◆ Activity: Write the listing out once more, with every line exactly as it stands.

◆ Data:
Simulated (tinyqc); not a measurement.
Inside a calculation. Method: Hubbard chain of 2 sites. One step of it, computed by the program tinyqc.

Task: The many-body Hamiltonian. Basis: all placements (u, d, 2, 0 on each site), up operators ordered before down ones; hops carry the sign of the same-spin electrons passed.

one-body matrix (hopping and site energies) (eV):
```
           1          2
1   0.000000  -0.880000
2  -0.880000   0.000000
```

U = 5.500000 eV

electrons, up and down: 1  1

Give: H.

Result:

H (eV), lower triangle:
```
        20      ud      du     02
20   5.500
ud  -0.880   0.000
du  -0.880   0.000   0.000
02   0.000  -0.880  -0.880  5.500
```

◆ Exercise response:
Simulated (tinyqc); not a measurement.
Inside a calculation. Method: Hubbard chain of 2 sites. One step of it, computed by the program tinyqc.

Task: The many-body Hamiltonian. Basis: all placements (u, d, 2, 0 on each site), up operators ordered before down ones; hops carry the sign of the same-spin electrons passed.

one-body matrix (hopping and site energies) (eV):
```
           1          2
1   0.000000  -0.880000
2  -0.880000   0.000000
```

U = 5.500000 eV

electrons, up and down: 1  1

Give: H.

Result:

H (eV), lower triangle:
```
        20      ud      du     02
20   5.500
ud  -0.880   0.000
du  -0.880   0.000   0.000
02   0.000  -0.880  -0.880  5.500
```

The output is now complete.